(Requirement)
Please transcribe the data that follows exactly, from its first line through the line that contains "Question: Give the".

(Entries supplied)
■ ■ ■ ■ ■ ■ ■
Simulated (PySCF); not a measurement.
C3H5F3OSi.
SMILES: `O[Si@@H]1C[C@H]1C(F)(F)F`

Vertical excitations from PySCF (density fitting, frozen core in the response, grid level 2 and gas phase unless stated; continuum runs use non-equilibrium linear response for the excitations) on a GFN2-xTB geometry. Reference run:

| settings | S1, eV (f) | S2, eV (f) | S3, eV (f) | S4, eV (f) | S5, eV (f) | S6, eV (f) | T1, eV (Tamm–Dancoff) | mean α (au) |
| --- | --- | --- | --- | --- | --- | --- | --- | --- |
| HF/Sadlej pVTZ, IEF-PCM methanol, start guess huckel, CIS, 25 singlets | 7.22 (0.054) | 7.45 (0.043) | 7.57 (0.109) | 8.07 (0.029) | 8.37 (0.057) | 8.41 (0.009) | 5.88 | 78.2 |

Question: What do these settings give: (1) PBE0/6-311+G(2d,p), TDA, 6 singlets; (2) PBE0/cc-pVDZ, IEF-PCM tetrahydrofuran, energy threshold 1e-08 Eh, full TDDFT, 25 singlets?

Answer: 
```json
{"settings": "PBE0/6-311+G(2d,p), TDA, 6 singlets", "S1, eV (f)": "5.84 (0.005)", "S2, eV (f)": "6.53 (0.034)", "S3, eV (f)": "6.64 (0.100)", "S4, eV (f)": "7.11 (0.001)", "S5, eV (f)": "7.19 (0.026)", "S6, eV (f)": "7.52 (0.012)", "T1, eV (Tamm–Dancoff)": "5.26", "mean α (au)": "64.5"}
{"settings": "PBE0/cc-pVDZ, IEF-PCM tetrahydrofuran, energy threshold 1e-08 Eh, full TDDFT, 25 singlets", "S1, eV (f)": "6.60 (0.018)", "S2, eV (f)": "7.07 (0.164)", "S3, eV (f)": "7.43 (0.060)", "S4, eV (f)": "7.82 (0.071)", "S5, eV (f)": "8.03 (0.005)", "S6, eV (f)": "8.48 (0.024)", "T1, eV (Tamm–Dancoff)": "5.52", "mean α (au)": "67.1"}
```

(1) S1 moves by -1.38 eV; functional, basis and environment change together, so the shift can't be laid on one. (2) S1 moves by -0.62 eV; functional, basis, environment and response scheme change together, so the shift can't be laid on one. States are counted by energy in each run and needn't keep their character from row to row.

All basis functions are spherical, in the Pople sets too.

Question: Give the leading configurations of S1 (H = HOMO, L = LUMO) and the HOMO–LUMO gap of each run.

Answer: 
■ ■ ■ ■ ■ ■ ■

(Answer box)
Simulated (PySCF); not a measurement.
C3H5F3OSi.
SMILES: `O[Si@@H]1C[C@H]1C(F)(F)F`

Vertical excitations from PySCF (density fitting, frozen core in the response, grid level 2 and gas phase unless stated; continuum runs use non-equilibrium linear response for the excitations) on a GFN2-xTB geometry. Reference run:

| settings | S1, eV (f) | S2, eV (f) | S3, eV (f) | S4, eV (f) | S5, eV (f) | S6, eV (f) | T1, eV (Tamm–Dancoff) | mean α (au) |
| --- | --- | --- | --- | --- | --- | --- | --- | --- |
| HF/Sadlej pVTZ, IEF-PCM methanol, start guess huckel, CIS, 25 singlets | 7.22 (0.054) | 7.45 (0.043) | 7.57 (0.109) | 8.07 (0.029) | 8.37 (0.057) | 8.41 (0.009) | 5.88 | 78.2 |

Question: What do these settings give: (1) PBE0/6-311+G(2d,p), TDA, 6 singlets; (2) PBE0/cc-pVDZ, IEF-PCM tetrahydrofuran, energy threshold 1e-08 Eh, full TDDFT, 25 singlets?

Answer: 
```json
{"settings": "PBE0/6-311+G(2d,p), TDA, 6 singlets", "S1, eV (f)": "5.84 (0.005)", "S2, eV (f)": "6.53 (0.034)", "S3, eV (f)": "6.64 (0.100)", "S4, eV (f)": "7.11 (0.001)", "S5, eV (f)": "7.19 (0.026)", "S6, eV (f)": "7.52 (0.012)", "T1, eV (Tamm–Dancoff)": "5.26", "mean α (au)": "64.5"}
{"settings": "PBE0/cc-pVDZ, IEF-PCM tetrahydrofuran, energy threshold 1e-08 Eh, full TDDFT, 25 singlets", "S1, eV (f)": "6.60 (0.018)", "S2, eV (f)": "7.07 (0.164)", "S3, eV (f)": "7.43 (0.060)", "S4, eV (f)": "7.82 (0.071)", "S5, eV (f)": "8.03 (0.005)", "S6, eV (f)": "8.48 (0.024)", "T1, eV (Tamm–Dancoff)": "5.52", "mean α (au)": "67.1"}
```

(1) S1 moves by -1.38 eV; functional, basis and environment change together, so the shift can't be laid on one. (2) S1 moves by -0.62 eV; functional, basis, environment and response scheme change together, so the shift can't be laid on one. States are counted by energy in each run and needn't keep their character from row to row.

All basis functions are spherical, in the Pople sets too.

Question: Give the leading configurations of S1 (H = HOMO, L = LUMO) and the HOMO–LUMO gap of each run.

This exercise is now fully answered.